Content starts

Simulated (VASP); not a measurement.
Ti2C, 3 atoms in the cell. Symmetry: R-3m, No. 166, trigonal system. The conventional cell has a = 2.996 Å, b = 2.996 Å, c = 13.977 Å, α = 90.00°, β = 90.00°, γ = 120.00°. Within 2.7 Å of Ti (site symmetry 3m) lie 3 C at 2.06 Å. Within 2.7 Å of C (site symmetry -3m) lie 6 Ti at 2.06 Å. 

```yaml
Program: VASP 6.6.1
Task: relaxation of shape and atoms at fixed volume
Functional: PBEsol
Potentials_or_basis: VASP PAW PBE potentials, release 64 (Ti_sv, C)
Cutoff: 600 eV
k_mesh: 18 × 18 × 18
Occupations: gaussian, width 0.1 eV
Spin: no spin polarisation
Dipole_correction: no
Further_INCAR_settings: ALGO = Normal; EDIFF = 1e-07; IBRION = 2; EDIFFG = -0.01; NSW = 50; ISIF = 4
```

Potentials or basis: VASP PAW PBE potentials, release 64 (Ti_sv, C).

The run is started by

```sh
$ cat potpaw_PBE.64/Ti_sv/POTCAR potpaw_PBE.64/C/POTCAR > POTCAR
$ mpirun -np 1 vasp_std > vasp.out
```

Content ends

◆ Assigned task ◆
Write out the whole listing once more, exactly as it reads.

◆ Task solution ◆
Simulated (VASP); not a measurement.
Ti2C, 3 atoms in the cell. Symmetry: R-3m, No. 166, trigonal system. The conventional cell has a = 2.996 Å, b = 2.996 Å, c = 13.977 Å, α = 90.00°, β = 90.00°, γ = 120.00°. Within 2.7 Å of Ti (site symmetry 3m) lie 3 C at 2.06 Å. Within 2.7 Å of C (site symmetry -3m) lie 6 Ti at 2.06 Å. 

```yaml
Program: VASP 6.6.1
Task: relaxation of shape and atoms at fixed volume
Functional: PBEsol
Potentials_or_basis: VASP PAW PBE potentials, release 64 (Ti_sv, C)
Cutoff: 600 eV
k_mesh: 18 × 18 × 18
Occupations: gaussian, width 0.1 eV
Spin: no spin polarisation
Dipole_correction: no
Further_INCAR_settings: ALGO = Normal; EDIFF = 1e-07; IBRION = 2; EDIFFG = -0.01; NSW = 50; ISIF = 4
```

Potentials or basis: VASP PAW PBE potentials, release 64 (Ti_sv, C).

The run is started by

```sh
$ cat potpaw_PBE.64/Ti_sv/POTCAR potpaw_PBE.64/C/POTCAR > POTCAR
$ mpirun -np 1 vasp_std > vasp.out
```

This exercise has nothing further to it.